*** Exercise data Section Begins ***

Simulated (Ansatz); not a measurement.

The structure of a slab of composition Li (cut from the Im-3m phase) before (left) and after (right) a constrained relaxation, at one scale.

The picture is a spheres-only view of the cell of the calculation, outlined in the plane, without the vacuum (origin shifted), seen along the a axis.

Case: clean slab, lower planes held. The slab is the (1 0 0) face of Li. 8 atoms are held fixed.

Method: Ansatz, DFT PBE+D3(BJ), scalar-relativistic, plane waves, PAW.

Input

*** Exercise data Section Ends ***

• Work order: The line with "Method: Ansatz, DFT" marks the end; reproduce exactly every line from the start of the entries up to it, that line included.

• Task response:
Simulated (Ansatz); not a measurement.

The structure of a slab of composition Li (cut from the Im-3m phase) before (left) and after (right) a constrained relaxation, at one scale.

The picture is a spheres-only view of the cell of the calculation, outlined in the plane, without the vacuum (origin shifted), seen along the a axis.

Case: clean slab, lower planes held. The slab is the (1 0 0) face of Li. 8 atoms are held fixed.

Method: Ansatz, DFT PBE+D3(BJ), scalar-relativistic, plane waves, PAW.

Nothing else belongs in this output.